REQUIRED ACTION → Working from the top of the records below, reproduce each line exactly, ending once you have written the line containing "Reference input (self-consistent".

**** GIVEN RECORDS

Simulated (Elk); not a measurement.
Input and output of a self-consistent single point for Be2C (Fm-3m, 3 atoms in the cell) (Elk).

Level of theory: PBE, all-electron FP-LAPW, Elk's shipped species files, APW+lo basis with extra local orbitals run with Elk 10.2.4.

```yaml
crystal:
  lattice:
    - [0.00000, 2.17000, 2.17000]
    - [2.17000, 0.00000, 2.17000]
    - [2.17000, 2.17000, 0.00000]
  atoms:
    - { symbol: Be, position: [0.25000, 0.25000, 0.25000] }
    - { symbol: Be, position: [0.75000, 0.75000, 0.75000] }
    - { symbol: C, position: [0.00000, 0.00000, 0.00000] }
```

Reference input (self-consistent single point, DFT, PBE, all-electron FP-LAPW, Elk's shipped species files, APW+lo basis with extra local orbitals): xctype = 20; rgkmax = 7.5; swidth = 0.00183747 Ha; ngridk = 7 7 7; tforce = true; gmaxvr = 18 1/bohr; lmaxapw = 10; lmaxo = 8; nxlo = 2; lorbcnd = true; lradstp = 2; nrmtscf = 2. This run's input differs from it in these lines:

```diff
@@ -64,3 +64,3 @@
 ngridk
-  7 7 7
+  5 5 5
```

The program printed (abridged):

********

WRITTEN SOLUTION →
Simulated (Elk); not a measurement.
Input and output of a self-consistent single point for Be2C (Fm-3m, 3 atoms in the cell) (Elk).

Level of theory: PBE, all-electron FP-LAPW, Elk's shipped species files, APW+lo basis with extra local orbitals run with Elk 10.2.4.

```yaml
crystal:
  lattice:
    - [0.00000, 2.17000, 2.17000]
    - [2.17000, 0.00000, 2.17000]
    - [2.17000, 2.17000, 0.00000]
  atoms:
    - { symbol: Be, position: [0.25000, 0.25000, 0.25000] }
    - { symbol: Be, position: [0.75000, 0.75000, 0.75000] }
    - { symbol: C, position: [0.00000, 0.00000, 0.00000] }
```

Reference input (self-consistent single point, DFT, PBE, all-electron FP-LAPW, Elk's shipped species files, APW+lo basis with extra local orbitals): xctype = 20; rgkmax = 7.5; swidth = 0.00183747 Ha; ngridk = 7 7 7; tforce = true; gmaxvr = 18 1/bohr; lmaxapw = 10; lmaxo = 8; nxlo = 2; lorbcnd = true; lradstp = 2; nrmtscf = 2. This run's input differs from it in these lines:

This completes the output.